# Assignment
From the first line to the last, set down the data exactly as given.

# Information shown
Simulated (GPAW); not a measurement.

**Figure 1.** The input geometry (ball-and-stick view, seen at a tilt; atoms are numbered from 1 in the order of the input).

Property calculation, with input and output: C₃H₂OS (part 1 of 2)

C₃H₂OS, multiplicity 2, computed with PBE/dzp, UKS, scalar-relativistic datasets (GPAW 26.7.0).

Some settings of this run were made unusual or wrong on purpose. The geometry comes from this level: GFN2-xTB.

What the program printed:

# Exercise answer
Simulated (GPAW); not a measurement.

**Figure 1.** The input geometry (ball-and-stick view, seen at a tilt; atoms are numbered from 1 in the order of the input).

Property calculation, with input and output: C₃H₂OS (part 1 of 2)

C₃H₂OS, multiplicity 2, computed with PBE/dzp, UKS, scalar-relativistic datasets (GPAW 26.7.0).

Some settings of this run were made unusual or wrong on purpose. The geometry comes from this level: GFN2-xTB.

What the program printed:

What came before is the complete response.